_Recorded data_:
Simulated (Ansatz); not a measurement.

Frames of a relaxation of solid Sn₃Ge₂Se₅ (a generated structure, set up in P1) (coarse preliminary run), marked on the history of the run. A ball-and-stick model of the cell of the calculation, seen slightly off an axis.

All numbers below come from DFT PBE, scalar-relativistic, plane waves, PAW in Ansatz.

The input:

_Activity_: Please give back, exactly as it stands above, the stretch from the line with "Frames of a" through the line with "All numbers below", and no line outside it.

_Answer area_:
Frames of a relaxation of solid Sn₃Ge₂Se₅ (a generated structure, set up in P1) (coarse preliminary run), marked on the history of the run. A ball-and-stick model of the cell of the calculation, seen slightly off an axis.

All numbers below come from DFT PBE, scalar-relativistic, plane waves, PAW in Ansatz.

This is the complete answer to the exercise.